::::::

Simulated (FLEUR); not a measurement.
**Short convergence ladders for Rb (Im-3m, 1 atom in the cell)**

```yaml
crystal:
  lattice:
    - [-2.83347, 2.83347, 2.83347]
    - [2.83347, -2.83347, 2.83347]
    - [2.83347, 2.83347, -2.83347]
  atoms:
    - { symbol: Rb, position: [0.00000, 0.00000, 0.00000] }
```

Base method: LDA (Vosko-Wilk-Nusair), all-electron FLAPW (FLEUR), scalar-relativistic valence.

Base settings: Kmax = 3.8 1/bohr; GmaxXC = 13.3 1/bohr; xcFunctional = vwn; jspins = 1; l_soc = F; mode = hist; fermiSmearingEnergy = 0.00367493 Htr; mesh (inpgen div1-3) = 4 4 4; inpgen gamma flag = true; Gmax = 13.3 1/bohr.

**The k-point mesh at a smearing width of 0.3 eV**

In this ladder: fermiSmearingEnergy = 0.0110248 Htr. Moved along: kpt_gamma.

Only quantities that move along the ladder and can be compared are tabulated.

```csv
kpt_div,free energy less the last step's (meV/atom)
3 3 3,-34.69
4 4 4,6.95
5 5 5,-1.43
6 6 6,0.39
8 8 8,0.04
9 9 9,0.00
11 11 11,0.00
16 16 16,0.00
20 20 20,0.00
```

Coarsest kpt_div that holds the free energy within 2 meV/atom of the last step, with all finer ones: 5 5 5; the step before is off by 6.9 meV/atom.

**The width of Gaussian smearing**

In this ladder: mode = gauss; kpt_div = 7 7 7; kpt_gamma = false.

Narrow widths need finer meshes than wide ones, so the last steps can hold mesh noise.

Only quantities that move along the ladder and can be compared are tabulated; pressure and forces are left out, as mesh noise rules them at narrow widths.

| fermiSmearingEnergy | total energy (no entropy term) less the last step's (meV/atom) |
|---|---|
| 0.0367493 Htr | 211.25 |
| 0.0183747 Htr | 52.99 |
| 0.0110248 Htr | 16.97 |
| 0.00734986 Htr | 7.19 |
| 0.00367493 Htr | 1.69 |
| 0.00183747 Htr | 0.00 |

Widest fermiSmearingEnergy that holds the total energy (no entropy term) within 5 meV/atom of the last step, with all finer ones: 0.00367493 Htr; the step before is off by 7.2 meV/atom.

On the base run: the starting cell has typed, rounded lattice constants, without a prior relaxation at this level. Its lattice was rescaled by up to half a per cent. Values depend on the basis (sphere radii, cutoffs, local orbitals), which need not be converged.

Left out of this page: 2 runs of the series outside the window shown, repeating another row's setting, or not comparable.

::::::

**Assignment:** Taking the records above, retype every line from the one with "Base settings: Kmax" down to the one with "In this ladder: fermiSmearingEnergy", exactly and with nothing else.

**Answer area:**
Base settings: Kmax = 3.8 1/bohr; GmaxXC = 13.3 1/bohr; xcFunctional = vwn; jspins = 1; l_soc = F; mode = hist; fermiSmearingEnergy = 0.00367493 Htr; mesh (inpgen div1-3) = 4 4 4; inpgen gamma flag = true; Gmax = 13.3 1/bohr.

**The k-point mesh at a smearing width of 0.3 eV**

In this ladder: fermiSmearingEnergy = 0.0110248 Htr. Moved along: kpt_gamma.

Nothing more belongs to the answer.